Given the material below, return only the lines starting at the line with "The cell holds" and ending at the line with "These are results", exactly as they appear.

————

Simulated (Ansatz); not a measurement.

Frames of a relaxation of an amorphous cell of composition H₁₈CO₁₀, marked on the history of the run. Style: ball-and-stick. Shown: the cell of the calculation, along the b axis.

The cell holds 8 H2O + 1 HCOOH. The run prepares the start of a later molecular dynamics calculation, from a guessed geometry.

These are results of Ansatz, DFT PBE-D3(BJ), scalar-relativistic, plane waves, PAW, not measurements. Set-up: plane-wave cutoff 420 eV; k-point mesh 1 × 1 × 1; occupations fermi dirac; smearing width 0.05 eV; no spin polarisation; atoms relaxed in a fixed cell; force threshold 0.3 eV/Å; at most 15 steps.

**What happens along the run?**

————

■ **Answer box**:
The cell holds 8 H2O + 1 HCOOH. The run prepares the start of a later molecular dynamics calculation, from a guessed geometry.

These are results of Ansatz, DFT PBE-D3(BJ), scalar-relativistic, plane waves, PAW, not measurements. Set-up: plane-wave cutoff 420 eV; k-point mesh 1 × 1 × 1; occupations fermi dirac; smearing width 0.05 eV; no spin polarisation; atoms relaxed in a fixed cell; force threshold 0.3 eV/Å; at most 15 steps.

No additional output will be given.